→ Assigned task
Reproduce exactly the opening lines of the listing, stopping after the line that contains "how much memory?" and including it.

→ Information supplied
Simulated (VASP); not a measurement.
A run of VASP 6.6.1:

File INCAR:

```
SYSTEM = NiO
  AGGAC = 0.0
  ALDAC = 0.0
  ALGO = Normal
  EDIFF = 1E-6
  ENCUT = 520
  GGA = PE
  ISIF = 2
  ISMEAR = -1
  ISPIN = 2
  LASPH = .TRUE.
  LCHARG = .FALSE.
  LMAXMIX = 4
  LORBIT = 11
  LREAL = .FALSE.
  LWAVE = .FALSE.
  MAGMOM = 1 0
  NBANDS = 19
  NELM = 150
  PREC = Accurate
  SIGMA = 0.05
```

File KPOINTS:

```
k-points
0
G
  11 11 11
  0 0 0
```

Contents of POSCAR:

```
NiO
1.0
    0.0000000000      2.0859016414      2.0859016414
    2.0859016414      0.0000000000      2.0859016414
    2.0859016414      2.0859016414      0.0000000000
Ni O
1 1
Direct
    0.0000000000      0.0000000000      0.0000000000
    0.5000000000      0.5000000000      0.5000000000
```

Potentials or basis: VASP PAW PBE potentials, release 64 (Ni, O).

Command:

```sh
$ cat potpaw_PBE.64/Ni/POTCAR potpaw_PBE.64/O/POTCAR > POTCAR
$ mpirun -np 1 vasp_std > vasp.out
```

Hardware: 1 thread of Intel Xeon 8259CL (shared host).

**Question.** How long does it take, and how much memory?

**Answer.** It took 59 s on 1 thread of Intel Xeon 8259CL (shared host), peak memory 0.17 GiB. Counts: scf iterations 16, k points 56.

→ Written response
Simulated (VASP); not a measurement.
A run of VASP 6.6.1:

File INCAR:

```
SYSTEM = NiO
  AGGAC = 0.0
  ALDAC = 0.0
  ALGO = Normal
  EDIFF = 1E-6
  ENCUT = 520
  GGA = PE
  ISIF = 2
  ISMEAR = -1
  ISPIN = 2
  LASPH = .TRUE.
  LCHARG = .FALSE.
  LMAXMIX = 4
  LORBIT = 11
  LREAL = .FALSE.
  LWAVE = .FALSE.
  MAGMOM = 1 0
  NBANDS = 19
  NELM = 150
  PREC = Accurate
  SIGMA = 0.05
```

File KPOINTS:

```
k-points
0
G
  11 11 11
  0 0 0
```

Contents of POSCAR:

```
NiO
1.0
    0.0000000000      2.0859016414      2.0859016414
    2.0859016414      0.0000000000      2.0859016414
    2.0859016414      2.0859016414      0.0000000000
Ni O
1 1
Direct
    0.0000000000      0.0000000000      0.0000000000
    0.5000000000      0.5000000000      0.5000000000
```

Potentials or basis: VASP PAW PBE potentials, release 64 (Ni, O).

Command:

```sh
$ cat potpaw_PBE.64/Ni/POTCAR potpaw_PBE.64/O/POTCAR > POTCAR
$ mpirun -np 1 vasp_std > vasp.out
```

Hardware: 1 thread of Intel Xeon 8259CL (shared host).

**Question.** How long does it take, and how much memory?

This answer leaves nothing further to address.